ASSIGNED TASK — Give back, exactly as written, the lines from the beginning of the listing through the one that contains "Cutoff | 520 eV |".

━━━━━━━━━━━━━━━━━━━━

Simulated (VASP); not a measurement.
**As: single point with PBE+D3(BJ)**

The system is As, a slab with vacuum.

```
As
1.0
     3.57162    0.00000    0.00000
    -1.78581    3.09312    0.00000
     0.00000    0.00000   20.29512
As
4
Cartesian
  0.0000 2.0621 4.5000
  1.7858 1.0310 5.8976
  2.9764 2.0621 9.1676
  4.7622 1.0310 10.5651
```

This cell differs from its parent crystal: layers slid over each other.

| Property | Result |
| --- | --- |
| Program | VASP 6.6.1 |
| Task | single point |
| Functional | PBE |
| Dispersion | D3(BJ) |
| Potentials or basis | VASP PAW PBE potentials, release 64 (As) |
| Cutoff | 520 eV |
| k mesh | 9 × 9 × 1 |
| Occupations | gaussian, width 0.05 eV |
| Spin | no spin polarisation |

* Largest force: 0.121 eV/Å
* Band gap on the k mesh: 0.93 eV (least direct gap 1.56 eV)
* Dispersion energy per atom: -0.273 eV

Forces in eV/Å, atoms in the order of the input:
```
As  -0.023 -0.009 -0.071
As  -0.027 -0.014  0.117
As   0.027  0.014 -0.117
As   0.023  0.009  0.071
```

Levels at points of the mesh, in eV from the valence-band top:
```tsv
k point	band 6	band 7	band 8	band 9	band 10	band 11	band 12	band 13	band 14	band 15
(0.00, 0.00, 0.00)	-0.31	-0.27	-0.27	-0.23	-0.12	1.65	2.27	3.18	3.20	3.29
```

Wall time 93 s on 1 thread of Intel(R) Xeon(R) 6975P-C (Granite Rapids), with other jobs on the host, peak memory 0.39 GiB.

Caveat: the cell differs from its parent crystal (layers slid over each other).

━━━━━━━━━━━━━━━━━━━━

EXERCISE OUTPUT —
Simulated (VASP); not a measurement.
**As: single point with PBE+D3(BJ)**

The system is As, a slab with vacuum.

```
As
1.0
     3.57162    0.00000    0.00000
    -1.78581    3.09312    0.00000
     0.00000    0.00000   20.29512
As
4
Cartesian
  0.0000 2.0621 4.5000
  1.7858 1.0310 5.8976
  2.9764 2.0621 9.1676
  4.7622 1.0310 10.5651
```

This cell differs from its parent crystal: layers slid over each other.

| Property | Result |
| --- | --- |
| Program | VASP 6.6.1 |
| Task | single point |
| Functional | PBE |
| Dispersion | D3(BJ) |
| Potentials or basis | VASP PAW PBE potentials, release 64 (As) |
| Cutoff | 520 eV |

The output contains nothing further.